Action item. Write out all entries word for word.

=-=-=

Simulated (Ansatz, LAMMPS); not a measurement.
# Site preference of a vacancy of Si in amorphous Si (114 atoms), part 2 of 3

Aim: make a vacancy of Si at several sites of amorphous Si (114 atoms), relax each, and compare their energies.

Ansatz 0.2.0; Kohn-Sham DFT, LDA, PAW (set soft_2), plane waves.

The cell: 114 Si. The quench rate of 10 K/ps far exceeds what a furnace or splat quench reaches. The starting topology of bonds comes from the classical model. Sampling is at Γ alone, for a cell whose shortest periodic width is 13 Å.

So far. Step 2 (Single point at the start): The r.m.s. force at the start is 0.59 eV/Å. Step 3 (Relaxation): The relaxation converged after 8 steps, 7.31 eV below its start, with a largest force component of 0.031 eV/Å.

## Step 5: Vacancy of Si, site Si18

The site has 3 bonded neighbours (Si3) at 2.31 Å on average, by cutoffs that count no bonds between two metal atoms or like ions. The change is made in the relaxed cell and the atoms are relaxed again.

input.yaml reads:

=-=-=

Task result.
Simulated (Ansatz, LAMMPS); not a measurement.
# Site preference of a vacancy of Si in amorphous Si (114 atoms), part 2 of 3

Aim: make a vacancy of Si at several sites of amorphous Si (114 atoms), relax each, and compare their energies.

Ansatz 0.2.0; Kohn-Sham DFT, LDA, PAW (set soft_2), plane waves.

The cell: 114 Si. The quench rate of 10 K/ps far exceeds what a furnace or splat quench reaches. The starting topology of bonds comes from the classical model. Sampling is at Γ alone, for a cell whose shortest periodic width is 13 Å.

So far. Step 2 (Single point at the start): The r.m.s. force at the start is 0.59 eV/Å. Step 3 (Relaxation): The relaxation converged after 8 steps, 7.31 eV below its start, with a largest force component of 0.031 eV/Å.

## Step 5: Vacancy of Si, site Si18

The site has 3 bonded neighbours (Si3) at 2.31 Å on average, by cutoffs that count no bonds between two metal atoms or like ions. The change is made in the relaxed cell and the atoms are relaxed again.

input.yaml reads:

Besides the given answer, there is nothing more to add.